*** Begin section ***

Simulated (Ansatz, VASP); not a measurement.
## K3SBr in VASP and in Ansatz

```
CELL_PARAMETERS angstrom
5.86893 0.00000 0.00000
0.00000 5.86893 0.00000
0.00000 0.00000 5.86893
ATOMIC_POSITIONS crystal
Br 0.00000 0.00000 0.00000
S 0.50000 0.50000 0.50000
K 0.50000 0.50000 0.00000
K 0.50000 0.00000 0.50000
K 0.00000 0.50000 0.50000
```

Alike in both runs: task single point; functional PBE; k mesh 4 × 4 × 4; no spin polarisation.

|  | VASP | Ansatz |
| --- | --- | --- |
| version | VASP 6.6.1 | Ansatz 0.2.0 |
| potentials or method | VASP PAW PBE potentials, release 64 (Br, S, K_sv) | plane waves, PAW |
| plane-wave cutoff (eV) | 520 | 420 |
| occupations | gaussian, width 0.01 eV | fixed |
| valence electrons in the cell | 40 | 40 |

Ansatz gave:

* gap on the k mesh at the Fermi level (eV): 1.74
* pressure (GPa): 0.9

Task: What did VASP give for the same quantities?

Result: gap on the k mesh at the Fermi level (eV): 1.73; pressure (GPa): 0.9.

*** End section ***

ACTION ITEM:
Using the data above, print exactly the lines from the line that contains "Ansatz 0.2.0 |" through the line that contains "cell | 40 | 40 |", with both included.

TASK RESULT:
| version | VASP 6.6.1 | Ansatz 0.2.0 |
| potentials or method | VASP PAW PBE potentials, release 64 (Br, S, K_sv) | plane waves, PAW |
| plane-wave cutoff (eV) | 520 | 420 |
| occupations | gaussian, width 0.01 eV | fixed |
| valence electrons in the cell | 40 | 40 |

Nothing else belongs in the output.